Requirement —
Set down the entries once more, exactly as given.

Stored data —
»»

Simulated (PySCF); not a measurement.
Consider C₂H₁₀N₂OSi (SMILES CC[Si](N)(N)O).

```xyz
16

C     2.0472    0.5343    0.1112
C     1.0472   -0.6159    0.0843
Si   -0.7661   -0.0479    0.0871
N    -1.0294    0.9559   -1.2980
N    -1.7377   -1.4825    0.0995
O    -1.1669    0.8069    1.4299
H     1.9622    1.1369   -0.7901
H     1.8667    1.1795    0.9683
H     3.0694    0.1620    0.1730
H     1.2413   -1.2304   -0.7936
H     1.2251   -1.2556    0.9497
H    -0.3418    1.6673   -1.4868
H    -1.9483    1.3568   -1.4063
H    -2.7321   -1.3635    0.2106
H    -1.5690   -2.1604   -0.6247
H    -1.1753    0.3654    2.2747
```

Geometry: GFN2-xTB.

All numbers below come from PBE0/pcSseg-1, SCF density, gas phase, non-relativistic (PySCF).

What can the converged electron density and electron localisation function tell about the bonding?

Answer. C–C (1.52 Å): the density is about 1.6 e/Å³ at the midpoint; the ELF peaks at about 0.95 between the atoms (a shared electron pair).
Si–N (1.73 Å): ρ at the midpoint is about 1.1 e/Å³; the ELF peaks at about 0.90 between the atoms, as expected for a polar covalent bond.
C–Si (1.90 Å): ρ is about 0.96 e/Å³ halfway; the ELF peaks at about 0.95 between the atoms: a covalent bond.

««

Response box —
Simulated (PySCF); not a measurement.
Consider C₂H₁₀N₂OSi (SMILES CC[Si](N)(N)O).

```xyz
16

C     2.0472    0.5343    0.1112
C     1.0472   -0.6159    0.0843
Si   -0.7661   -0.0479    0.0871
N    -1.0294    0.9559   -1.2980
N    -1.7377   -1.4825    0.0995
O    -1.1669    0.8069    1.4299
H     1.9622    1.1369   -0.7901
H     1.8667    1.1795    0.9683
H     3.0694    0.1620    0.1730
H     1.2413   -1.2304   -0.7936
H     1.2251   -1.2556    0.9497
H    -0.3418    1.6673   -1.4868
H    -1.9483    1.3568   -1.4063
H    -2.7321   -1.3635    0.2106
H    -1.5690   -2.1604   -0.6247
H    -1.1753    0.3654    2.2747
```

Geometry: GFN2-xTB.

All numbers below come from PBE0/pcSseg-1, SCF density, gas phase, non-relativistic (PySCF).

What can the converged electron density and electron localisation function tell about the bonding?

Answer. C–C (1.52 Å): the density is about 1.6 e/Å³ at the midpoint; the ELF peaks at about 0.95 between the atoms (a shared electron pair).
Si–N (1.73 Å): ρ at the midpoint is about 1.1 e/Å³; the ELF peaks at about 0.90 between the atoms, as expected for a polar covalent bond.
C–Si (1.90 Å): ρ is about 0.96 e/Å³ halfway; the ELF peaks at about 0.95 between the atoms: a covalent bond.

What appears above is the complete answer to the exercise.